* _Brief_
Set down the material exactly. Keep every line.

-*-*-

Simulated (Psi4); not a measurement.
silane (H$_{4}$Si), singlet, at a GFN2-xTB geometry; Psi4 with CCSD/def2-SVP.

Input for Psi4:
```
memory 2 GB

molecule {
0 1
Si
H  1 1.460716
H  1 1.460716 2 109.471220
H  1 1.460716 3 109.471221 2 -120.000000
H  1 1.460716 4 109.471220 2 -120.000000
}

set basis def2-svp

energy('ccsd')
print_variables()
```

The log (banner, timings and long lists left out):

-*-*-

* _Task solution_
Simulated (Psi4); not a measurement.
silane (H$_{4}$Si), singlet, at a GFN2-xTB geometry; Psi4 with CCSD/def2-SVP.

Input for Psi4:
```
memory 2 GB

molecule {
0 1
Si
H  1 1.460716
H  1 1.460716 2 109.471220
H  1 1.460716 3 109.471221 2 -120.000000
H  1 1.460716 4 109.471220 2 -120.000000
}

set basis def2-svp

energy('ccsd')
print_variables()
```

The log (banner, timings and long lists left out):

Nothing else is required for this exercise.